■ Supplied material
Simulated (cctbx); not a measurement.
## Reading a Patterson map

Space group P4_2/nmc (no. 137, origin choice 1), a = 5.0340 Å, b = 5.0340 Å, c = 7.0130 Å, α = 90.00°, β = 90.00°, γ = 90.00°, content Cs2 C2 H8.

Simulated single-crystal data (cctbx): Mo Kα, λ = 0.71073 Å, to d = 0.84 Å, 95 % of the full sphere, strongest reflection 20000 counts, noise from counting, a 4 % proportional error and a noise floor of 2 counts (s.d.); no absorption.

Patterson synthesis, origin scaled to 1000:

■ Work task
Exact copies of all the lines above are required.

■ Answer space
Simulated (cctbx); not a measurement.
## Reading a Patterson map

Space group P4_2/nmc (no. 137, origin choice 1), a = 5.0340 Å, b = 5.0340 Å, c = 7.0130 Å, α = 90.00°, β = 90.00°, γ = 90.00°, content Cs2 C2 H8.

Simulated single-crystal data (cctbx): Mo Kα, λ = 0.71073 Å, to d = 0.84 Å, 95 % of the full sphere, strongest reflection 20000 counts, noise from counting, a 4 % proportional error and a noise floor of 2 counts (s.d.); no absorption.

Patterson synthesis, origin scaled to 1000:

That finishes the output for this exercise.